_Data_
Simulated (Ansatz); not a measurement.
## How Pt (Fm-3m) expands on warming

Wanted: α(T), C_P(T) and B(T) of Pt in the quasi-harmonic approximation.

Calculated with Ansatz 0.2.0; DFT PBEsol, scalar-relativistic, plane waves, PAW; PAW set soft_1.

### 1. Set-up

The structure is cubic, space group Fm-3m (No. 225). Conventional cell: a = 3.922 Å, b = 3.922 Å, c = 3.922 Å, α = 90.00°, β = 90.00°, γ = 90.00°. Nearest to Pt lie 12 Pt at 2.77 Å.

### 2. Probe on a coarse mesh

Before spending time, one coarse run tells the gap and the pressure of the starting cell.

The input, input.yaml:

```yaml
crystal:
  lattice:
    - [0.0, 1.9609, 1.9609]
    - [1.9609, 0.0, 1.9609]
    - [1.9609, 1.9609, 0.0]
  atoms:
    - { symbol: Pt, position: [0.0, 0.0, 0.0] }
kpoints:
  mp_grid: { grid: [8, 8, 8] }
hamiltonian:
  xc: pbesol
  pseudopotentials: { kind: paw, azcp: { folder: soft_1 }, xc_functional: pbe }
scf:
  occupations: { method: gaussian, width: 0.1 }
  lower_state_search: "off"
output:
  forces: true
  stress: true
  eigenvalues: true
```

_Assigned task_
Look above for the line with "Calculated with Ansatz" and the line with "### 1. Set-up". Retype those two lines and every line between them exactly, adding nothing.

_Response box_
Calculated with Ansatz 0.2.0; DFT PBEsol, scalar-relativistic, plane waves, PAW; PAW set soft_1.

### 1. Set-up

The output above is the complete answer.